▶ **EXERCISE**
Please print each record that follows precisely as it appears.

============================================================

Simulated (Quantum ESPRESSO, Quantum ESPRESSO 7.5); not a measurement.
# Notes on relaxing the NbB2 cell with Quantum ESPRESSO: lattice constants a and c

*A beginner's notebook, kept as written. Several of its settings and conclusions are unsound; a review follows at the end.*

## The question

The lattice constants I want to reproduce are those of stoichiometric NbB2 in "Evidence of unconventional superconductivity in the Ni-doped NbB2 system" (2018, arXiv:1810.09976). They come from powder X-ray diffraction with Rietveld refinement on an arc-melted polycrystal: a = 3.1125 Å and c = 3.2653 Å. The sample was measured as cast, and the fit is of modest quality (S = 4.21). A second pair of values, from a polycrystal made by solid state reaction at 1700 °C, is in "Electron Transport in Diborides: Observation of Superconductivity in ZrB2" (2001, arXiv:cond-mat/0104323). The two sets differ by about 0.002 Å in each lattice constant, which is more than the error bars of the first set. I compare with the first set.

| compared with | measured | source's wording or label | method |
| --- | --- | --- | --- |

============================================================

▶ **ANSWER AREA**
Simulated (Quantum ESPRESSO, Quantum ESPRESSO 7.5); not a measurement.
# Notes on relaxing the NbB2 cell with Quantum ESPRESSO: lattice constants a and c

*A beginner's notebook, kept as written. Several of its settings and conclusions are unsound; a review follows at the end.*

## The question

The lattice constants I want to reproduce are those of stoichiometric NbB2 in "Evidence of unconventional superconductivity in the Ni-doped NbB2 system" (2018, arXiv:1810.09976). They come from powder X-ray diffraction with Rietveld refinement on an arc-melted polycrystal: a = 3.1125 Å and c = 3.2653 Å. The sample was measured as cast, and the fit is of modest quality (S = 4.21). A second pair of values, from a polycrystal made by solid state reaction at 1700 °C, is in "Electron Transport in Diborides: Observation of Superconductivity in ZrB2" (2001, arXiv:cond-mat/0104323). The two sets differ by about 0.002 Å in each lattice constant, which is more than the error bars of the first set. I compare with the first set.

| compared with | measured | source's wording or label | method |
| --- | --- | --- | --- |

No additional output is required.